-- Material provided follows --
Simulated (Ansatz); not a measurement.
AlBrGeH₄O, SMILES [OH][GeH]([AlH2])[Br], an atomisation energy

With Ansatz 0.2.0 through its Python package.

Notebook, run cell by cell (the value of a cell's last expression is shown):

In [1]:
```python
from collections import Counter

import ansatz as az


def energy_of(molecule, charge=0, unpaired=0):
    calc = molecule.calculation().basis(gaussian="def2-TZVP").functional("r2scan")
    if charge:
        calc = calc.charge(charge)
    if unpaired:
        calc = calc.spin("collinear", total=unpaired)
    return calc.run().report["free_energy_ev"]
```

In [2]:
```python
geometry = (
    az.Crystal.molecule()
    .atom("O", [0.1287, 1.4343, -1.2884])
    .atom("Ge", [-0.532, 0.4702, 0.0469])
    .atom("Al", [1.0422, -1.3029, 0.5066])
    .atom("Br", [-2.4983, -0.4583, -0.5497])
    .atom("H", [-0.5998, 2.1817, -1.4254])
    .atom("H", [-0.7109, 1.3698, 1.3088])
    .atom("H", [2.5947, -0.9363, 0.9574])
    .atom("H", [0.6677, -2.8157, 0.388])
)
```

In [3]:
-- Material provided concluded --

Work request
Reproduce every line above. Keep it exact.

Response box
Simulated (Ansatz); not a measurement.
AlBrGeH₄O, SMILES [OH][GeH]([AlH2])[Br], an atomisation energy

With Ansatz 0.2.0 through its Python package.

Notebook, run cell by cell (the value of a cell's last expression is shown):

In [1]:
```python
from collections import Counter

import ansatz as az


def energy_of(molecule, charge=0, unpaired=0):
    calc = molecule.calculation().basis(gaussian="def2-TZVP").functional("r2scan")
    if charge:
        calc = calc.charge(charge)
    if unpaired:
        calc = calc.spin("collinear", total=unpaired)
    return calc.run().report["free_energy_ev"]
```

In [2]:
```python
geometry = (
    az.Crystal.molecule()
    .atom("O", [0.1287, 1.4343, -1.2884])
    .atom("Ge", [-0.532, 0.4702, 0.0469])
    .atom("Al", [1.0422, -1.3029, 0.5066])
    .atom("Br", [-2.4983, -0.4583, -0.5497])
    .atom("H", [-0.5998, 2.1817, -1.4254])
    .atom("H", [-0.7109, 1.3698, 1.3088])
    .atom("H", [2.5947, -0.9363, 0.9574])
    .atom("H", [0.6677, -2.8157, 0.388])
)
```

In [3]:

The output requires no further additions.